▶ _Work item_:
For this exercise, reproduce the entries below exactly, but only from the line containing "SMILES C([SiH](Br)C=C)C at" through the line containing "Map of the Laplacian", both included.

▶ _Exercise data_:
- - -
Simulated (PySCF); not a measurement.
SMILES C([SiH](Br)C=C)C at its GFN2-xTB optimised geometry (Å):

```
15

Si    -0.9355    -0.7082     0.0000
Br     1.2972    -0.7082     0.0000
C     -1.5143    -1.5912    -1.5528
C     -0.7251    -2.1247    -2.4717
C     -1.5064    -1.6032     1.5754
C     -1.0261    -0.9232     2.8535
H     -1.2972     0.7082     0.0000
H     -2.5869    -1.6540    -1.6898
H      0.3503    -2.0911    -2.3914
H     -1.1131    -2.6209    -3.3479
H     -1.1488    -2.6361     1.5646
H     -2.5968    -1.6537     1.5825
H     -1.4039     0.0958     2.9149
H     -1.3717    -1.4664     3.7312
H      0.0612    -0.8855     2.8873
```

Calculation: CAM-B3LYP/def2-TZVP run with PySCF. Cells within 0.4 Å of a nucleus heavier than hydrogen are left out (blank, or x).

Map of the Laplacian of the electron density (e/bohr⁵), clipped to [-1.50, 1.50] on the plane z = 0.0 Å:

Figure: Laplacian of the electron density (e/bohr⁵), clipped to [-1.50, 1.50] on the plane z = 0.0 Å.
- - -

▶ _Your response_:
SMILES C([SiH](Br)C=C)C at its GFN2-xTB optimised geometry (Å):

```
15

Si    -0.9355    -0.7082     0.0000
Br     1.2972    -0.7082     0.0000
C     -1.5143    -1.5912    -1.5528
C     -0.7251    -2.1247    -2.4717
C     -1.5064    -1.6032     1.5754
C     -1.0261    -0.9232     2.8535
H     -1.2972     0.7082     0.0000
H     -2.5869    -1.6540    -1.6898
H      0.3503    -2.0911    -2.3914
H     -1.1131    -2.6209    -3.3479
H     -1.1488    -2.6361     1.5646
H     -2.5968    -1.6537     1.5825
H     -1.4039     0.0958     2.9149
H     -1.3717    -1.4664     3.7312
H      0.0612    -0.8855     2.8873
```

Calculation: CAM-B3LYP/def2-TZVP run with PySCF. Cells within 0.4 Å of a nucleus heavier than hydrogen are left out (blank, or x).

Map of the Laplacian of the electron density (e/bohr⁵), clipped to [-1.50, 1.50] on the plane z = 0.0 Å:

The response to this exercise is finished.